Work item
Of all the lines below, output only those starting at the one with "Contacts between parts, classed" and ending at the one with "-32.52 | -0.39 |", both ends included, exactly as written.

+++ Entries supplied

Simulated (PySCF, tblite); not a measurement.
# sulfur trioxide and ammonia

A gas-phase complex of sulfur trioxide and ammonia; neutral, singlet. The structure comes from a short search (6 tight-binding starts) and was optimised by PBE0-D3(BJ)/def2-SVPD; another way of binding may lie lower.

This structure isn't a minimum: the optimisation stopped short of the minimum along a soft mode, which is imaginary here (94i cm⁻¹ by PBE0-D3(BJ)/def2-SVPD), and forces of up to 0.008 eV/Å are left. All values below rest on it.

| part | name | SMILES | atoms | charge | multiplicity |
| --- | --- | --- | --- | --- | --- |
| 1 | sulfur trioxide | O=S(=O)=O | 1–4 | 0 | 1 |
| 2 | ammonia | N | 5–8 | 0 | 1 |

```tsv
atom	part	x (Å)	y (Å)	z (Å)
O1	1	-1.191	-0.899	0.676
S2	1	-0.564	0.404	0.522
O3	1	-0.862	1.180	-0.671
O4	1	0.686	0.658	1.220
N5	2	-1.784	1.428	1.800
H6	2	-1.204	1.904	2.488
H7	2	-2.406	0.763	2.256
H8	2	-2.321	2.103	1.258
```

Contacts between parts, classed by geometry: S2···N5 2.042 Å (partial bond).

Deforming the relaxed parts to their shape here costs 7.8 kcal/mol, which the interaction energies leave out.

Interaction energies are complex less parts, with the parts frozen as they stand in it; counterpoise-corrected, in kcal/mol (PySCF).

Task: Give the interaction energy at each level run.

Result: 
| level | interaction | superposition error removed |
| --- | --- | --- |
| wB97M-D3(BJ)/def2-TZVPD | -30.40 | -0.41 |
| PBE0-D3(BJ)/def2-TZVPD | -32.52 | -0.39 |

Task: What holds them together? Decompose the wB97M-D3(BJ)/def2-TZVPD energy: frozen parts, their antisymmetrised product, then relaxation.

++++++

Answer box
Contacts between parts, classed by geometry: S2···N5 2.042 Å (partial bond).

Deforming the relaxed parts to their shape here costs 7.8 kcal/mol, which the interaction energies leave out.

Interaction energies are complex less parts, with the parts frozen as they stand in it; counterpoise-corrected, in kcal/mol (PySCF).

Task: Give the interaction energy at each level run.

Result: 
| level | interaction | superposition error removed |
| --- | --- | --- |
| wB97M-D3(BJ)/def2-TZVPD | -30.40 | -0.41 |
| PBE0-D3(BJ)/def2-TZVPD | -32.52 | -0.39 |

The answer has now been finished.